WORK ORDER - The expected output is every entry below, exact in every character.

EXTRACTED MATERIAL -
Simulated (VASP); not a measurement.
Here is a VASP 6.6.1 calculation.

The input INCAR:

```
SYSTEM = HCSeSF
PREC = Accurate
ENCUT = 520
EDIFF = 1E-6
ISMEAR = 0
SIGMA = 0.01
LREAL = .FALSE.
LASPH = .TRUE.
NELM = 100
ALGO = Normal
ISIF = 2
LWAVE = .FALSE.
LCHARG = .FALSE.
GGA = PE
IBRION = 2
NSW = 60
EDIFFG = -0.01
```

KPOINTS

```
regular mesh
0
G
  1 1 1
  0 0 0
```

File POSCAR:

TASK RESULT -
Simulated (VASP); not a measurement.
Here is a VASP 6.6.1 calculation.

The input INCAR:

```
SYSTEM = HCSeSF
PREC = Accurate
ENCUT = 520
EDIFF = 1E-6
ISMEAR = 0
SIGMA = 0.01
LREAL = .FALSE.
LASPH = .TRUE.
NELM = 100
ALGO = Normal
ISIF = 2
LWAVE = .FALSE.
LCHARG = .FALSE.
GGA = PE
IBRION = 2
NSW = 60
EDIFFG = -0.01
```

KPOINTS

```
regular mesh
0
G
  1 1 1
  0 0 0
```

File POSCAR:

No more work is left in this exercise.